◆ Data
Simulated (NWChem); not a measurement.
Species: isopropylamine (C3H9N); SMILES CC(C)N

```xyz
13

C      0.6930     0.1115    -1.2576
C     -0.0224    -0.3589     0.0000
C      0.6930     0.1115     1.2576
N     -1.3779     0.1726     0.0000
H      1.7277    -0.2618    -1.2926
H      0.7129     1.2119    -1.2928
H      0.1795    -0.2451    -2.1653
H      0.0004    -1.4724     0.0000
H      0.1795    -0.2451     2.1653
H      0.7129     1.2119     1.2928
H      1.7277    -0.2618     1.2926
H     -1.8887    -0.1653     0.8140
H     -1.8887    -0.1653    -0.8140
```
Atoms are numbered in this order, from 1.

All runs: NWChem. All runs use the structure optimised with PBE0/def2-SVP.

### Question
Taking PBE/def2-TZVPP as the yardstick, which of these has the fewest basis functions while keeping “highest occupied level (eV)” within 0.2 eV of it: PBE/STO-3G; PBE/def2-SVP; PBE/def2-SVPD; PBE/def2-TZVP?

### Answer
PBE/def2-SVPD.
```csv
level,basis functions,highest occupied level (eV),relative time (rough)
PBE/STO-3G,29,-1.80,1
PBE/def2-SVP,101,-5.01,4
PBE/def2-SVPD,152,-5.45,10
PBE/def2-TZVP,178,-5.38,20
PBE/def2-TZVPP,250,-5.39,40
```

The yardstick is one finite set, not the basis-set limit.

◆ Work order
Once you reach the line containing "### Question", include it and stop; until then, reproduce each line of the listing from its start exactly.

◆ Exercise response
Simulated (NWChem); not a measurement.
Species: isopropylamine (C3H9N); SMILES CC(C)N

```xyz
13

C      0.6930     0.1115    -1.2576
C     -0.0224    -0.3589     0.0000
C      0.6930     0.1115     1.2576
N     -1.3779     0.1726     0.0000
H      1.7277    -0.2618    -1.2926
H      0.7129     1.2119    -1.2928
H      0.1795    -0.2451    -2.1653
H      0.0004    -1.4724     0.0000
H      0.1795    -0.2451     2.1653
H      0.7129     1.2119     1.2928
H      1.7277    -0.2618     1.2926
H     -1.8887    -0.1653     0.8140
H     -1.8887    -0.1653    -0.8140
```
Atoms are numbered in this order, from 1.

All runs: NWChem. All runs use the structure optimised with PBE0/def2-SVP.

### Question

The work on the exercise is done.